--------------------------------
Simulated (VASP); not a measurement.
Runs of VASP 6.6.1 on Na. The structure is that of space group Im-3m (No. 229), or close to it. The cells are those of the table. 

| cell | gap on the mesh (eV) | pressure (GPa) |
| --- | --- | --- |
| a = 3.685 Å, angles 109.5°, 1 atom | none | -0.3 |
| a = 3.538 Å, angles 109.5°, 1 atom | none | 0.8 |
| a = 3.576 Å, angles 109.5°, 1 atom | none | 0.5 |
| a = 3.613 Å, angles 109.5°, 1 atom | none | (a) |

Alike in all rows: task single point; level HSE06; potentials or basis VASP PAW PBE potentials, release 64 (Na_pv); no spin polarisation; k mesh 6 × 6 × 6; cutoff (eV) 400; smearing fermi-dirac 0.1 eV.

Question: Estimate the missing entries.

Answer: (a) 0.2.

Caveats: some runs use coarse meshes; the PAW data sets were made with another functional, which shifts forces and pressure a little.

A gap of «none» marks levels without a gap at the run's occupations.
--------------------------------

Output must consist only of the listing's lines from the first through the line with "Caveats: some runs", reproduced word for word.

**Worked solution:**
Simulated (VASP); not a measurement.
Runs of VASP 6.6.1 on Na. The structure is that of space group Im-3m (No. 229), or close to it. The cells are those of the table. 

| cell | gap on the mesh (eV) | pressure (GPa) |
| --- | --- | --- |
| a = 3.685 Å, angles 109.5°, 1 atom | none | -0.3 |
| a = 3.538 Å, angles 109.5°, 1 atom | none | 0.8 |
| a = 3.576 Å, angles 109.5°, 1 atom | none | 0.5 |
| a = 3.613 Å, angles 109.5°, 1 atom | none | (a) |

Alike in all rows: task single point; level HSE06; potentials or basis VASP PAW PBE potentials, release 64 (Na_pv); no spin polarisation; k mesh 6 × 6 × 6; cutoff (eV) 400; smearing fermi-dirac 0.1 eV.

Question: Estimate the missing entries.

Answer: (a) 0.2.

Caveats: some runs use coarse meshes; the PAW data sets were made with another functional, which shifts forces and pressure a little.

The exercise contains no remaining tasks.